(Exercise): Output each entry exactly; skip nothing.

* * * *
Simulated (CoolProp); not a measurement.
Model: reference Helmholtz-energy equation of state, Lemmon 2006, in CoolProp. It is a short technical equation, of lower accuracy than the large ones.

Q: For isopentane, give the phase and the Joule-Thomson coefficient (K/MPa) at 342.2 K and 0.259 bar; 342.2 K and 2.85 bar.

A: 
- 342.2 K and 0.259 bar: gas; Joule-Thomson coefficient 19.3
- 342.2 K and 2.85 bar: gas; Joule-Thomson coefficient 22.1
* * * *

(Answer space):
Simulated (CoolProp); not a measurement.
Model: reference Helmholtz-energy equation of state, Lemmon 2006, in CoolProp. It is a short technical equation, of lower accuracy than the large ones.

Q: For isopentane, give the phase and the Joule-Thomson coefficient (K/MPa) at 342.2 K and 0.259 bar; 342.2 K and 2.85 bar.

A: 
- 342.2 K and 0.259 bar: gas; Joule-Thomson coefficient 19.3
- 342.2 K and 2.85 bar: gas; Joule-Thomson coefficient 22.1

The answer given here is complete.